• **TASK ITEM**
Only the lines from the top of the material through the line containing "How thick are slab and vacuum?" should be restated, each one exactly.

-------------------------

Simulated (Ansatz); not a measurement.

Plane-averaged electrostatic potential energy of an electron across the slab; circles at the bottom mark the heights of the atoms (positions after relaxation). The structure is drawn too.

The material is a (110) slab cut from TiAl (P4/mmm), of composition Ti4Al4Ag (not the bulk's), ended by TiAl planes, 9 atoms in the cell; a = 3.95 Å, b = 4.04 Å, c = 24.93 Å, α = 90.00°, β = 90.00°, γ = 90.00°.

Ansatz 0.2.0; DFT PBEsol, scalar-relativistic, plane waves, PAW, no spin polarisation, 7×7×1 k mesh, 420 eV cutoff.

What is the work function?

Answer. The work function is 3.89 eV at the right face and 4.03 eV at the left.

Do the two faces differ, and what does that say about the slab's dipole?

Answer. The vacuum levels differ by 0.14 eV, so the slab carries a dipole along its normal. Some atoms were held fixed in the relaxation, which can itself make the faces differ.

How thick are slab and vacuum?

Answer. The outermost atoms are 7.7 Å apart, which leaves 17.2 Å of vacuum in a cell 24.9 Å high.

-------------------------

• **SOLUTION**
Simulated (Ansatz); not a measurement.

Plane-averaged electrostatic potential energy of an electron across the slab; circles at the bottom mark the heights of the atoms (positions after relaxation). The structure is drawn too.

The material is a (110) slab cut from TiAl (P4/mmm), of composition Ti4Al4Ag (not the bulk's), ended by TiAl planes, 9 atoms in the cell; a = 3.95 Å, b = 4.04 Å, c = 24.93 Å, α = 90.00°, β = 90.00°, γ = 90.00°.

Ansatz 0.2.0; DFT PBEsol, scalar-relativistic, plane waves, PAW, no spin polarisation, 7×7×1 k mesh, 420 eV cutoff.

What is the work function?

Answer. The work function is 3.89 eV at the right face and 4.03 eV at the left.

Do the two faces differ, and what does that say about the slab's dipole?

Answer. The vacuum levels differ by 0.14 eV, so the slab carries a dipole along its normal. Some atoms were held fixed in the relaxation, which can itself make the faces differ.

How thick are slab and vacuum?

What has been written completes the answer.